(REQUIRED ACTION) From the entries below, return exactly the lines beginning at the one that contains "and chemical shifts**" and ending at the one that contains "Changes are relative", both of them included, and only those lines.

__________________________________________________
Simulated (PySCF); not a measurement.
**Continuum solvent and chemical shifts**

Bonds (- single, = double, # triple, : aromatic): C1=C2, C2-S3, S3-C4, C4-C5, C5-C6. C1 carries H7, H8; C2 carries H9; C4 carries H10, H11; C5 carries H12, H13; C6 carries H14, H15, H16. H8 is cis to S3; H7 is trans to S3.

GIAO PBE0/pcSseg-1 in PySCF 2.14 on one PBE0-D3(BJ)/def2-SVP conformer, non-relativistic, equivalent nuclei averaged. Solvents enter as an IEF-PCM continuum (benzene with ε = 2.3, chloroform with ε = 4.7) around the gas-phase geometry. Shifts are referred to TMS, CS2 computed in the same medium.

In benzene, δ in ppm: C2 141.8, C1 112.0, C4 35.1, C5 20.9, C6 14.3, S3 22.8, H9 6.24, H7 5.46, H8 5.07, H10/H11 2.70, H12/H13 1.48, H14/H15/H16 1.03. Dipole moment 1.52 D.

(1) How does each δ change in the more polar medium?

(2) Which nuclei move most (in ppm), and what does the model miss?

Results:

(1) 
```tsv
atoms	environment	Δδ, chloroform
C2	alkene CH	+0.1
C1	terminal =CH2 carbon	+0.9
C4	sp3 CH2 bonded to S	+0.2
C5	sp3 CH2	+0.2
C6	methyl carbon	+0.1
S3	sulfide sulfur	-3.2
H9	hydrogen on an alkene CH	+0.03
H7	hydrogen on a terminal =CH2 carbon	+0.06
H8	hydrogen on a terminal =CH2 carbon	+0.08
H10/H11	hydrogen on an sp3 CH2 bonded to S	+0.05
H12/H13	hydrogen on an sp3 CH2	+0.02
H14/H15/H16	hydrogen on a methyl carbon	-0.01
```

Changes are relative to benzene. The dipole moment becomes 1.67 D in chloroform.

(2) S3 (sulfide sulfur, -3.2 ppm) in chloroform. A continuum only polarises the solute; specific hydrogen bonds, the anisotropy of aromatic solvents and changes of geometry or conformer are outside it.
__________________________________________________

(RESPONSE)
**Continuum solvent and chemical shifts**

Bonds (- single, = double, # triple, : aromatic): C1=C2, C2-S3, S3-C4, C4-C5, C5-C6. C1 carries H7, H8; C2 carries H9; C4 carries H10, H11; C5 carries H12, H13; C6 carries H14, H15, H16. H8 is cis to S3; H7 is trans to S3.

GIAO PBE0/pcSseg-1 in PySCF 2.14 on one PBE0-D3(BJ)/def2-SVP conformer, non-relativistic, equivalent nuclei averaged. Solvents enter as an IEF-PCM continuum (benzene with ε = 2.3, chloroform with ε = 4.7) around the gas-phase geometry. Shifts are referred to TMS, CS2 computed in the same medium.

In benzene, δ in ppm: C2 141.8, C1 112.0, C4 35.1, C5 20.9, C6 14.3, S3 22.8, H9 6.24, H7 5.46, H8 5.07, H10/H11 2.70, H12/H13 1.48, H14/H15/H16 1.03. Dipole moment 1.52 D.

(1) How does each δ change in the more polar medium?

(2) Which nuclei move most (in ppm), and what does the model miss?

Results:

(1) 
```tsv
atoms	environment	Δδ, chloroform
C2	alkene CH	+0.1
C1	terminal =CH2 carbon	+0.9
C4	sp3 CH2 bonded to S	+0.2
C5	sp3 CH2	+0.2
C6	methyl carbon	+0.1
S3	sulfide sulfur	-3.2
H9	hydrogen on an alkene CH	+0.03
H7	hydrogen on a terminal =CH2 carbon	+0.06
H8	hydrogen on a terminal =CH2 carbon	+0.08
H10/H11	hydrogen on an sp3 CH2 bonded to S	+0.05
H12/H13	hydrogen on an sp3 CH2	+0.02
H14/H15/H16	hydrogen on a methyl carbon	-0.01
```

Changes are relative to benzene. The dipole moment becomes 1.67 D in chloroform.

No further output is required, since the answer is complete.